The data:

+ + +

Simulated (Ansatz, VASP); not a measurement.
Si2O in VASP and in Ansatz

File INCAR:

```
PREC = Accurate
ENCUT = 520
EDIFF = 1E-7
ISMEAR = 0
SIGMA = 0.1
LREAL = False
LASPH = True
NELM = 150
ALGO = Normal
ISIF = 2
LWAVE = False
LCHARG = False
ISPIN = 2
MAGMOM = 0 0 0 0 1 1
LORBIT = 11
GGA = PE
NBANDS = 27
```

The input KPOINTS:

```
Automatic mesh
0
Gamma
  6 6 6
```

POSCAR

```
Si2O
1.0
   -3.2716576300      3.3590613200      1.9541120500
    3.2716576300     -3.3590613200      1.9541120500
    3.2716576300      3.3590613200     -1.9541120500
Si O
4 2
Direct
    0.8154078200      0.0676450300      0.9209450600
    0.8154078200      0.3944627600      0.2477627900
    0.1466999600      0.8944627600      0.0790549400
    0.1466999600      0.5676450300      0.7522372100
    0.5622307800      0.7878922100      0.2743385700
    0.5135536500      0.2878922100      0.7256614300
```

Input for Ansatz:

+ + +

Brief: Each line of the data above is to be set down exactly.

Worked solution:
Simulated (Ansatz, VASP); not a measurement.
Si2O in VASP and in Ansatz

File INCAR:

```
PREC = Accurate
ENCUT = 520
EDIFF = 1E-7
ISMEAR = 0
SIGMA = 0.1
LREAL = False
LASPH = True
NELM = 150
ALGO = Normal
ISIF = 2
LWAVE = False
LCHARG = False
ISPIN = 2
MAGMOM = 0 0 0 0 1 1
LORBIT = 11
GGA = PE
NBANDS = 27
```

The input KPOINTS:

```
Automatic mesh
0
Gamma
  6 6 6
```

POSCAR

```
Si2O
1.0
   -3.2716576300      3.3590613200      1.9541120500
    3.2716576300     -3.3590613200      1.9541120500
    3.2716576300      3.3590613200     -1.9541120500
Si O
4 2
Direct
    0.8154078200      0.0676450300      0.9209450600
    0.8154078200      0.3944627600      0.2477627900
    0.1466999600      0.8944627600      0.0790549400
    0.1466999600      0.5676450300      0.7522372100
    0.5622307800      0.7878922100      0.2743385700
    0.5135536500      0.2878922100      0.7256614300
```

Input for Ansatz:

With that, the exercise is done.